** SOURCE INFORMATION **
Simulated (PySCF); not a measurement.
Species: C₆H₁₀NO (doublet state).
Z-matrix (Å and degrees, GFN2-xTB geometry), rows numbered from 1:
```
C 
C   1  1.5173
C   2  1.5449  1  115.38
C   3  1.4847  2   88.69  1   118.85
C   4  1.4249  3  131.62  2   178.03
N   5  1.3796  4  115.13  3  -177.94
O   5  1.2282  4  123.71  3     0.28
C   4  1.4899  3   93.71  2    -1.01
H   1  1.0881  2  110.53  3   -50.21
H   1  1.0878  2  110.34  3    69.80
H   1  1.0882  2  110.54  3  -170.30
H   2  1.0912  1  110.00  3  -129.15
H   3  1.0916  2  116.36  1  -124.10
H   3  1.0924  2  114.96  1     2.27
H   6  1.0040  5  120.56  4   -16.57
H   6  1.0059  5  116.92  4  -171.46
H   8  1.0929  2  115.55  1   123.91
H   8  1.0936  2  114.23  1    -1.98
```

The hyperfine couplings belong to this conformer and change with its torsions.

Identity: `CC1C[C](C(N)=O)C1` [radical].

** WORK REQUEST **
Above are the records. Print exactly, and only, the lines from the line with "Species: C₆H₁₀NO (doublet state)." to the line with "The hyperfine couplings", both inclusive.

** EXERCISE RESULT **
Species: C₆H₁₀NO (doublet state).
Z-matrix (Å and degrees, GFN2-xTB geometry), rows numbered from 1:
```
C 
C   1  1.5173
C   2  1.5449  1  115.38
C   3  1.4847  2   88.69  1   118.85
C   4  1.4249  3  131.62  2   178.03
N   5  1.3796  4  115.13  3  -177.94
O   5  1.2282  4  123.71  3     0.28
C   4  1.4899  3   93.71  2    -1.01
H   1  1.0881  2  110.53  3   -50.21
H   1  1.0878  2  110.34  3    69.80
H   1  1.0882  2  110.54  3  -170.30
H   2  1.0912  1  110.00  3  -129.15
H   3  1.0916  2  116.36  1  -124.10
H   3  1.0924  2  114.96  1     2.27
H   6  1.0040  5  120.56  4   -16.57
H   6  1.0059  5  116.92  4  -171.46
H   8  1.0929  2  115.55  1   123.91
H   8  1.0936  2  114.23  1    -1.98
```

The hyperfine couplings belong to this conformer and change with its torsions.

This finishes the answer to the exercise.